==========

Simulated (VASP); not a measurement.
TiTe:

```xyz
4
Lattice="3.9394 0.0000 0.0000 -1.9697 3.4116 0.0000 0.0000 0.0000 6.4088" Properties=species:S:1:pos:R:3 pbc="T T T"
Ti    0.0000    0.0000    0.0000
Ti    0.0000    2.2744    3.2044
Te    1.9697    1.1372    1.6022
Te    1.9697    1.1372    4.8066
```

==========

## Assignment
Repeat the records word for word.

## Exercise answer
Simulated (VASP); not a measurement.
TiTe:

```xyz
4
Lattice="3.9394 0.0000 0.0000 -1.9697 3.4116 0.0000 0.0000 0.0000 6.4088" Properties=species:S:1:pos:R:3 pbc="T T T"
Ti    0.0000    0.0000    0.0000
Ti    0.0000    2.2744    3.2044
Te    1.9697    1.1372    1.6022
Te    1.9697    1.1372    4.8066
```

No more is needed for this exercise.